BEGIN ENTRIES SUPPLIED
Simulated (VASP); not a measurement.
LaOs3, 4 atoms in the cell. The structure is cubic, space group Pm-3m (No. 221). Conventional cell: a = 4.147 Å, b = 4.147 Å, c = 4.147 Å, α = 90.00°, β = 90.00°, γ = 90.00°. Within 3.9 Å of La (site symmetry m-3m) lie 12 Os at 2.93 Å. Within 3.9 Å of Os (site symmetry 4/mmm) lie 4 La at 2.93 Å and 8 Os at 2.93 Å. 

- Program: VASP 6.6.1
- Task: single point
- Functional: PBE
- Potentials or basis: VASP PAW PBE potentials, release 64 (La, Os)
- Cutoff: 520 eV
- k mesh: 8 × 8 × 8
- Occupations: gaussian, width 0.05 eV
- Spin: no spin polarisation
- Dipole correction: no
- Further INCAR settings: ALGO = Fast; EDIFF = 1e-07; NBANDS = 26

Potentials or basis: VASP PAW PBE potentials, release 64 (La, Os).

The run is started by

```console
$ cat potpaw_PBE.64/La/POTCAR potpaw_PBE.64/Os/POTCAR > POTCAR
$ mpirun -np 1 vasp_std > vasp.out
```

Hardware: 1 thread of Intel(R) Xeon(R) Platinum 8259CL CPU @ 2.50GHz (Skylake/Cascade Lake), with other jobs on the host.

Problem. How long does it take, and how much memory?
END ENTRIES SUPPLIED

ASSIGNMENT: Exactly as they stand above, retype all of the records.

ANSWER SECTION:
Simulated (VASP); not a measurement.
LaOs3, 4 atoms in the cell. The structure is cubic, space group Pm-3m (No. 221). Conventional cell: a = 4.147 Å, b = 4.147 Å, c = 4.147 Å, α = 90.00°, β = 90.00°, γ = 90.00°. Within 3.9 Å of La (site symmetry m-3m) lie 12 Os at 2.93 Å. Within 3.9 Å of Os (site symmetry 4/mmm) lie 4 La at 2.93 Å and 8 Os at 2.93 Å. 

- Program: VASP 6.6.1
- Task: single point
- Functional: PBE
- Potentials or basis: VASP PAW PBE potentials, release 64 (La, Os)
- Cutoff: 520 eV
- k mesh: 8 × 8 × 8
- Occupations: gaussian, width 0.05 eV
- Spin: no spin polarisation
- Dipole correction: no
- Further INCAR settings: ALGO = Fast; EDIFF = 1e-07; NBANDS = 26

Potentials or basis: VASP PAW PBE potentials, release 64 (La, Os).

The run is started by

```console
$ cat potpaw_PBE.64/La/POTCAR potpaw_PBE.64/Os/POTCAR > POTCAR
$ mpirun -np 1 vasp_std > vasp.out
```

Hardware: 1 thread of Intel(R) Xeon(R) Platinum 8259CL CPU @ 2.50GHz (Skylake/Cascade Lake), with other jobs on the host.

Problem. How long does it take, and how much memory?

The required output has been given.